GIVEN RECORDS START

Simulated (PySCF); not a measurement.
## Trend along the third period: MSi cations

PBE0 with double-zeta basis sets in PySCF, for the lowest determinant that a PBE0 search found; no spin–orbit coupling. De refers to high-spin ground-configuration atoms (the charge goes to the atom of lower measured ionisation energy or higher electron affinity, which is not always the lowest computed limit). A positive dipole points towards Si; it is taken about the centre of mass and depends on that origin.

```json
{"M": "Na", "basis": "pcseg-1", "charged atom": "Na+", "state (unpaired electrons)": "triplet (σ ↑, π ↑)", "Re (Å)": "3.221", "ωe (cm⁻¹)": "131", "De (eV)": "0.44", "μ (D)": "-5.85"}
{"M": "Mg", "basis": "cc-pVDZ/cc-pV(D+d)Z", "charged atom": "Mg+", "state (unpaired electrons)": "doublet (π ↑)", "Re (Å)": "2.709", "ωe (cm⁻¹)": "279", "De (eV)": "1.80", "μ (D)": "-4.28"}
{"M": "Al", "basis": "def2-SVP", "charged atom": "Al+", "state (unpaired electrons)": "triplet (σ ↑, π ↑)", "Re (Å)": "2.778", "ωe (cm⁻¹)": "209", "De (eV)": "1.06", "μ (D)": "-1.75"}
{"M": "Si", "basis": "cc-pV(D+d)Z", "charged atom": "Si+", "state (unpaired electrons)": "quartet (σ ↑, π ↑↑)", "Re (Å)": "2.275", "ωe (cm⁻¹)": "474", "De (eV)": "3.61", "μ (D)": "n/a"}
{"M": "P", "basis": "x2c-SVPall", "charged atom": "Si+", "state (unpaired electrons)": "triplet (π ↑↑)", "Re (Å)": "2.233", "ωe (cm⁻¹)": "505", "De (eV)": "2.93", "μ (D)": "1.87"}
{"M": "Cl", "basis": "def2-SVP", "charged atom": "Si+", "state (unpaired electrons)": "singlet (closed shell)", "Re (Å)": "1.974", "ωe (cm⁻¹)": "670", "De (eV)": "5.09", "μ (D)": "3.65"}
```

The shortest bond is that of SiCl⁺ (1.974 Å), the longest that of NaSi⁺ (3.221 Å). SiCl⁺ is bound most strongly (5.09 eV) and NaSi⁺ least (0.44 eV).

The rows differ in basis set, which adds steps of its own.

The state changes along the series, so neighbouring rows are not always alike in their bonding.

GIVEN RECORDS END

Could you transcribe the entries above word for word, from the line with "The shortest bond" down to the line with "The rows differ", keeping both?

The shortest bond is that of SiCl⁺ (1.974 Å), the longest that of NaSi⁺ (3.221 Å). SiCl⁺ is bound most strongly (5.09 eV) and NaSi⁺ least (0.44 eV).

The rows differ in basis set, which adds steps of its own.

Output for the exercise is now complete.